• • • • •

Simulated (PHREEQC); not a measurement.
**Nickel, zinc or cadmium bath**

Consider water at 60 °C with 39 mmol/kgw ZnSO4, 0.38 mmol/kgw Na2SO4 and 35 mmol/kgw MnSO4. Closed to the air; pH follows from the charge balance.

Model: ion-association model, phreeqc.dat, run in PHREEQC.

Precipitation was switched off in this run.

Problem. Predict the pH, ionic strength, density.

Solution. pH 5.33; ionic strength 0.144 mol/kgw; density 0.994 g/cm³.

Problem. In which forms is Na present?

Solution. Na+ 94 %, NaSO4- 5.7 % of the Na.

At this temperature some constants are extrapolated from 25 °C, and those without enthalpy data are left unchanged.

• • • • •

* **Action item**:
Within the data above, the span starting at the line containing "Solution. pH 5.33;" and ending at the line containing "Solution. Na+ 94 %, NaSO4- 5.7 % of the Na." is to be retyped exactly, with no other lines.

* **Task output**:
Solution. pH 5.33; ionic strength 0.144 mol/kgw; density 0.994 g/cm³.

Problem. In which forms is Na present?

Solution. Na+ 94 %, NaSO4- 5.7 % of the Na.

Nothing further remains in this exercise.